_____

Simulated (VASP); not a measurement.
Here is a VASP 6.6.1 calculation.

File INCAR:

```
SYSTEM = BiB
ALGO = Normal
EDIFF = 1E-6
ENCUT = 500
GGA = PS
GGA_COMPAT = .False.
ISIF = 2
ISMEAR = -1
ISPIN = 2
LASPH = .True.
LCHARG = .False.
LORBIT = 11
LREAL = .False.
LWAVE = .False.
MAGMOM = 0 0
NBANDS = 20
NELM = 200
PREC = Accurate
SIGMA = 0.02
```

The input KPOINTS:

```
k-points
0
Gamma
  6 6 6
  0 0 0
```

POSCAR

_____

**ASSIGNED TASK**: Repeat every line of the data verbatim.

**WRITTEN ANSWER**:
Simulated (VASP); not a measurement.
Here is a VASP 6.6.1 calculation.

File INCAR:

```
SYSTEM = BiB
ALGO = Normal
EDIFF = 1E-6
ENCUT = 500
GGA = PS
GGA_COMPAT = .False.
ISIF = 2
ISMEAR = -1
ISPIN = 2
LASPH = .True.
LCHARG = .False.
LORBIT = 11
LREAL = .False.
LWAVE = .False.
MAGMOM = 0 0
NBANDS = 20
NELM = 200
PREC = Accurate
SIGMA = 0.02
```

The input KPOINTS:

```
k-points
0
Gamma
  6 6 6
  0 0 0
```

POSCAR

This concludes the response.